** Opening Supplied data block **

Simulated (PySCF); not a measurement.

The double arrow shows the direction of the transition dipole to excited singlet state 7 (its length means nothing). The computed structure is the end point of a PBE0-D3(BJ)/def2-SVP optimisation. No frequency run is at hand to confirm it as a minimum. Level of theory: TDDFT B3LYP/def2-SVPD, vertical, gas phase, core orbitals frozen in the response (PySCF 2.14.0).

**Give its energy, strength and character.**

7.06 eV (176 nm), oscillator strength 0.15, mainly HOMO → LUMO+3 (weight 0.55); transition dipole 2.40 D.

** Closing Supplied data block **

### Work instruction
The answer should be the first line of the material and every line after it through the line containing "strength and character.**", exactly as written, and nothing else.

### Response
Simulated (PySCF); not a measurement.

The double arrow shows the direction of the transition dipole to excited singlet state 7 (its length means nothing). The computed structure is the end point of a PBE0-D3(BJ)/def2-SVP optimisation. No frequency run is at hand to confirm it as a minimum. Level of theory: TDDFT B3LYP/def2-SVPD, vertical, gas phase, core orbitals frozen in the response (PySCF 2.14.0).

**Give its energy, strength and character.**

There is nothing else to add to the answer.